For each entry below, output it exactly as it stands.

::::::::
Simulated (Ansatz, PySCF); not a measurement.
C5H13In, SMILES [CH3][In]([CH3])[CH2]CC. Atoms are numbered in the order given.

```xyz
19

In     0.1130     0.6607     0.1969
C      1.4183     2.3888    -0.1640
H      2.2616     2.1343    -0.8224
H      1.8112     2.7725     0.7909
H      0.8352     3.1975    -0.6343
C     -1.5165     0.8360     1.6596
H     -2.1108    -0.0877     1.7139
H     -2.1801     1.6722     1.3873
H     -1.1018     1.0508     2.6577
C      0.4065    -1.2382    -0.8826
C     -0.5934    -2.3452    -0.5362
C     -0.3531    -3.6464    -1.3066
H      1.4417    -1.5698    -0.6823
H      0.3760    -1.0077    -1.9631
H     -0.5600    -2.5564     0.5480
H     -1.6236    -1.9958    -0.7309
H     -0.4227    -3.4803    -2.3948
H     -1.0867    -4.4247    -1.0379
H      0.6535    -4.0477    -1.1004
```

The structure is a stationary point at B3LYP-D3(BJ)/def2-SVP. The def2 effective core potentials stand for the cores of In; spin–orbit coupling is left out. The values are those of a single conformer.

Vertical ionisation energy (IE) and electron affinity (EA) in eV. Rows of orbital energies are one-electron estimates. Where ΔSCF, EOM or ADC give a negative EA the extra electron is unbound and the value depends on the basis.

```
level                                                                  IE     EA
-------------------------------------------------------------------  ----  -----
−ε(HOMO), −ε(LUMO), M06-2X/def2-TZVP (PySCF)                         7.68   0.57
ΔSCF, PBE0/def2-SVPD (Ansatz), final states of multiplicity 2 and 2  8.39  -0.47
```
::::::::

*TASK SOLUTION*:
Simulated (Ansatz, PySCF); not a measurement.
C5H13In, SMILES [CH3][In]([CH3])[CH2]CC. Atoms are numbered in the order given.

```xyz
19

In     0.1130     0.6607     0.1969
C      1.4183     2.3888    -0.1640
H      2.2616     2.1343    -0.8224
H      1.8112     2.7725     0.7909
H      0.8352     3.1975    -0.6343
C     -1.5165     0.8360     1.6596
H     -2.1108    -0.0877     1.7139
H     -2.1801     1.6722     1.3873
H     -1.1018     1.0508     2.6577
C      0.4065    -1.2382    -0.8826
C     -0.5934    -2.3452    -0.5362
C     -0.3531    -3.6464    -1.3066
H      1.4417    -1.5698    -0.6823
H      0.3760    -1.0077    -1.9631
H     -0.5600    -2.5564     0.5480
H     -1.6236    -1.9958    -0.7309
H     -0.4227    -3.4803    -2.3948
H     -1.0867    -4.4247    -1.0379
H      0.6535    -4.0477    -1.1004
```

The structure is a stationary point at B3LYP-D3(BJ)/def2-SVP. The def2 effective core potentials stand for the cores of In; spin–orbit coupling is left out. The values are those of a single conformer.

Vertical ionisation energy (IE) and electron affinity (EA) in eV. Rows of orbital energies are one-electron estimates. Where ΔSCF, EOM or ADC give a negative EA the extra electron is unbound and the value depends on the basis.

```
level                                                                  IE     EA
-------------------------------------------------------------------  ----  -----
−ε(HOMO), −ε(LUMO), M06-2X/def2-TZVP (PySCF)                         7.68   0.57
ΔSCF, PBE0/def2-SVPD (Ansatz), final states of multiplicity 2 and 2  8.39  -0.47
```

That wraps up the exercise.